§ **Requirement**
The entries below contain a stretch that opens with the line containing "Level of theory: PBE/[Se" and closes with the line containing "Q: Give the ideal-gas"; set down that stretch exactly, both ends included, and nothing else.

§ **Data supplied**
====
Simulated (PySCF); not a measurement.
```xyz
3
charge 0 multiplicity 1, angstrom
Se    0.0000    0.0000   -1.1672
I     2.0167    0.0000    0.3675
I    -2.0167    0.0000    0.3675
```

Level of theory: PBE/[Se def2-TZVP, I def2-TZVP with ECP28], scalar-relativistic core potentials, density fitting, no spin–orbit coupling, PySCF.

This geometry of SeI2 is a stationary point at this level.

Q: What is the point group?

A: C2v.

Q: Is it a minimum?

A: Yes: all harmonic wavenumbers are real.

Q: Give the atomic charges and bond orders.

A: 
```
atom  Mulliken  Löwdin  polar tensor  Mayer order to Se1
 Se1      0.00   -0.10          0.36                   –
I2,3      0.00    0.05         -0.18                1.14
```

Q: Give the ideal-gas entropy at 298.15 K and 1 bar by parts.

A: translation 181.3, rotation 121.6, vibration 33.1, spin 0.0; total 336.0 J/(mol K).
====

§ **Expected answer**
Level of theory: PBE/[Se def2-TZVP, I def2-TZVP with ECP28], scalar-relativistic core potentials, density fitting, no spin–orbit coupling, PySCF.

This geometry of SeI2 is a stationary point at this level.

Q: What is the point group?

A: C2v.

Q: Is it a minimum?

A: Yes: all harmonic wavenumbers are real.

Q: Give the atomic charges and bond orders.

A: 
```
atom  Mulliken  Löwdin  polar tensor  Mayer order to Se1
 Se1      0.00   -0.10          0.36                   –
I2,3      0.00    0.05         -0.18                1.14
```

Q: Give the ideal-gas entropy at 298.15 K and 1 bar by parts.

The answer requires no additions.